========================

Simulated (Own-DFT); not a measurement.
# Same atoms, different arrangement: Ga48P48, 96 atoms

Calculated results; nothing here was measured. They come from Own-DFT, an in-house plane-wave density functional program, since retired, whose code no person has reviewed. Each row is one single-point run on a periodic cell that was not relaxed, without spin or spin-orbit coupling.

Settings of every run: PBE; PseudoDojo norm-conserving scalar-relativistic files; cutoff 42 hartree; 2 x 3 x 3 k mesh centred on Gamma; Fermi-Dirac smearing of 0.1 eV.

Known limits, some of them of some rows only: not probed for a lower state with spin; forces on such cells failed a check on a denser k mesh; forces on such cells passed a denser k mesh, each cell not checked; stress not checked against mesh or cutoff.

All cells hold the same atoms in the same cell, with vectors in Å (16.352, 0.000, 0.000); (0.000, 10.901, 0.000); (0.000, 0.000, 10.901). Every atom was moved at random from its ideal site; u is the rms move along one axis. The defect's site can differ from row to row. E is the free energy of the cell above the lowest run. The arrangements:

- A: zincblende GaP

========================

Brief — Exactly as they stand, please print the lines from the first line of the records above down to the line that includes "All cells hold", both of those included and no others.

Your response —
Simulated (Own-DFT); not a measurement.
# Same atoms, different arrangement: Ga48P48, 96 atoms

Calculated results; nothing here was measured. They come from Own-DFT, an in-house plane-wave density functional program, since retired, whose code no person has reviewed. Each row is one single-point run on a periodic cell that was not relaxed, without spin or spin-orbit coupling.

Settings of every run: PBE; PseudoDojo norm-conserving scalar-relativistic files; cutoff 42 hartree; 2 x 3 x 3 k mesh centred on Gamma; Fermi-Dirac smearing of 0.1 eV.

Known limits, some of them of some rows only: not probed for a lower state with spin; forces on such cells failed a check on a denser k mesh; forces on such cells passed a denser k mesh, each cell not checked; stress not checked against mesh or cutoff.

All cells hold the same atoms in the same cell, with vectors in Å (16.352, 0.000, 0.000); (0.000, 10.901, 0.000); (0.000, 0.000, 10.901). Every atom was moved at random from its ideal site; u is the rms move along one axis. The defect's site can differ from row to row. E is the free energy of the cell above the lowest run. The arrangements:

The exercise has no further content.